-- Opening Marker --

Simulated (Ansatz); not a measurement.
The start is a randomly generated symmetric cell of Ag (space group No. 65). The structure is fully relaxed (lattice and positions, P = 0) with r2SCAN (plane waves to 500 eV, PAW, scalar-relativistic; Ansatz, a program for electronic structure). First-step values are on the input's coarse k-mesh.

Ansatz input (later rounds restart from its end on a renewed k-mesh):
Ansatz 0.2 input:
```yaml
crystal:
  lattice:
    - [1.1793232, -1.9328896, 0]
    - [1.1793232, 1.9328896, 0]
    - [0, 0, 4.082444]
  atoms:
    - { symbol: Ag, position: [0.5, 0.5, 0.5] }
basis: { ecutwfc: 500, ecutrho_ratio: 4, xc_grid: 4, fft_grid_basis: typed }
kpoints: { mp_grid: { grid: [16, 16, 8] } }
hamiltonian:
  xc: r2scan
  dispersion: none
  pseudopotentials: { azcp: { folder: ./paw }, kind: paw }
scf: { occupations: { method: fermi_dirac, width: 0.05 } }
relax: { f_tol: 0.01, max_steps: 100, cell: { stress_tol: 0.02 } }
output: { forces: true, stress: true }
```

-- Closing Marker --

• [BRIEF]: When you retype the entries above, keep every line identical to the source.

• [REPLY]:
Simulated (Ansatz); not a measurement.
The start is a randomly generated symmetric cell of Ag (space group No. 65). The structure is fully relaxed (lattice and positions, P = 0) with r2SCAN (plane waves to 500 eV, PAW, scalar-relativistic; Ansatz, a program for electronic structure). First-step values are on the input's coarse k-mesh.

Ansatz input (later rounds restart from its end on a renewed k-mesh):
Ansatz 0.2 input:
```yaml
crystal:
  lattice:
    - [1.1793232, -1.9328896, 0]
    - [1.1793232, 1.9328896, 0]
    - [0, 0, 4.082444]
  atoms:
    - { symbol: Ag, position: [0.5, 0.5, 0.5] }
basis: { ecutwfc: 500, ecutrho_ratio: 4, xc_grid: 4, fft_grid_basis: typed }
kpoints: { mp_grid: { grid: [16, 16, 8] } }
hamiltonian:
  xc: r2scan
  dispersion: none
  pseudopotentials: { azcp: { folder: ./paw }, kind: paw }
scf: { occupations: { method: fermi_dirac, width: 0.05 } }
relax: { f_tol: 0.01, max_steps: 100, cell: { stress_tol: 0.02 } }
output: { forces: true, stress: true }
```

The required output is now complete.